* [Work order]:
Print the data below exactly, but only the lines from the one containing "- Occupations: fermi-dirac, width 0.1 eV" down to the one containing "Solution. Over 4", inclusive.

* [Recorded data]:
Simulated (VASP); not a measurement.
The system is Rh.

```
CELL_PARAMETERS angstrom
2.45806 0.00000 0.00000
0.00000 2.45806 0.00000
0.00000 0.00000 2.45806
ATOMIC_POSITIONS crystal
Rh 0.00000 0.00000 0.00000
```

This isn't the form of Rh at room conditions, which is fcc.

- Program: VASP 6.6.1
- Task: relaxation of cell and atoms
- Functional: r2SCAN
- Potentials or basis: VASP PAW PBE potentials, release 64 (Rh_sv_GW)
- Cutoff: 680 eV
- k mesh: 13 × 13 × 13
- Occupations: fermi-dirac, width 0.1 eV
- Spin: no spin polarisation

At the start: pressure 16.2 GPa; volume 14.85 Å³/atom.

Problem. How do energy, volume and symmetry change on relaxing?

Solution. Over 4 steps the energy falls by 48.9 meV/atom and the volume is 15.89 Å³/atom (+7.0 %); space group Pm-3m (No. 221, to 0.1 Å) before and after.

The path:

* [Response area]:
- Occupations: fermi-dirac, width 0.1 eV
- Spin: no spin polarisation

At the start: pressure 16.2 GPa; volume 14.85 Å³/atom.

Problem. How do energy, volume and symmetry change on relaxing?

Solution. Over 4 steps the energy falls by 48.9 meV/atom and the volume is 15.89 Å³/atom (+7.0 %); space group Pm-3m (No. 221, to 0.1 Å) before and after.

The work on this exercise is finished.